☆ ☆ ☆
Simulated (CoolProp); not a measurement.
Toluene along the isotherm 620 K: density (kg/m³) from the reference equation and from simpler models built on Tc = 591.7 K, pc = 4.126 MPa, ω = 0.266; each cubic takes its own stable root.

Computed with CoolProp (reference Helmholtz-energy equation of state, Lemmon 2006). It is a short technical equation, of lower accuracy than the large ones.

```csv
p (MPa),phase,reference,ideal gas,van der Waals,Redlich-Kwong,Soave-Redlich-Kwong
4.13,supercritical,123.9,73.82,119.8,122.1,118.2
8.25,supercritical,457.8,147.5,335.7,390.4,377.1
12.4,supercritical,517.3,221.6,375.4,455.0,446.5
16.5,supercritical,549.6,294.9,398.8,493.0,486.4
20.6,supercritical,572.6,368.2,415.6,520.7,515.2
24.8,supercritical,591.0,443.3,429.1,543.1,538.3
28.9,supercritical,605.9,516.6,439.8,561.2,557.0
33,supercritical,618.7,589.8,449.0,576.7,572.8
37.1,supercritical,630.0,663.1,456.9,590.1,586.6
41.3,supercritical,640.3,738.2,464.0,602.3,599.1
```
☆ ☆ ☆

=== Requirement ===
What is needed is an exact copy of the entries above, from the first line through the line holding "Toluene along the", with both of those lines kept; please give nothing else.

=== Exercise answer ===
Simulated (CoolProp); not a measurement.
Toluene along the isotherm 620 K: density (kg/m³) from the reference equation and from simpler models built on Tc = 591.7 K, pc = 4.126 MPa, ω = 0.266; each cubic takes its own stable root.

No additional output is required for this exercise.